— Entries shown —
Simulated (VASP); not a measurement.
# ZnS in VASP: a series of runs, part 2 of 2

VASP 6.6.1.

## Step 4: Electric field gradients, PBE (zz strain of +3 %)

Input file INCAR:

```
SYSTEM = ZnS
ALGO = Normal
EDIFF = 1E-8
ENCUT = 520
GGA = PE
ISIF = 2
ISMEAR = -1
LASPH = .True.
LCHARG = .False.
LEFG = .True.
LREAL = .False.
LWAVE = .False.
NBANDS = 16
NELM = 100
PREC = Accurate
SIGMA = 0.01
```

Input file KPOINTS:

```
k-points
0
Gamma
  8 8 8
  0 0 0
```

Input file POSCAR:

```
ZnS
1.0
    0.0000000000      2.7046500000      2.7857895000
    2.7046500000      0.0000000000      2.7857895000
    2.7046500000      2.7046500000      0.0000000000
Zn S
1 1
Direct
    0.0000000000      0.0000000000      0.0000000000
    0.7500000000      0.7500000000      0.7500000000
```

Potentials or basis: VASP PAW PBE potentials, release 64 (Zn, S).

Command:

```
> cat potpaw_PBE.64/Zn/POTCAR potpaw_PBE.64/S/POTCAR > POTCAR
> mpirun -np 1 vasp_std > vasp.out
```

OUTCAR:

— Work item —
Every entry is to be copied exactly, with none omitted.

— Task result —
Simulated (VASP); not a measurement.
# ZnS in VASP: a series of runs, part 2 of 2

VASP 6.6.1.

## Step 4: Electric field gradients, PBE (zz strain of +3 %)

Input file INCAR:

```
SYSTEM = ZnS
ALGO = Normal
EDIFF = 1E-8
ENCUT = 520
GGA = PE
ISIF = 2
ISMEAR = -1
LASPH = .True.
LCHARG = .False.
LEFG = .True.
LREAL = .False.
LWAVE = .False.
NBANDS = 16
NELM = 100
PREC = Accurate
SIGMA = 0.01
```

Input file KPOINTS:

```
k-points
0
Gamma
  8 8 8
  0 0 0
```

Input file POSCAR:

```
ZnS
1.0
    0.0000000000      2.7046500000      2.7857895000
    2.7046500000      0.0000000000      2.7857895000
    2.7046500000      2.7046500000      0.0000000000
Zn S
1 1
Direct
    0.0000000000      0.0000000000      0.0000000000
    0.7500000000      0.7500000000      0.7500000000
```

Potentials or basis: VASP PAW PBE potentials, release 64 (Zn, S).

Command:

```
> cat potpaw_PBE.64/Zn/POTCAR potpaw_PBE.64/S/POTCAR > POTCAR
> mpirun -np 1 vasp_std > vasp.out
```

OUTCAR:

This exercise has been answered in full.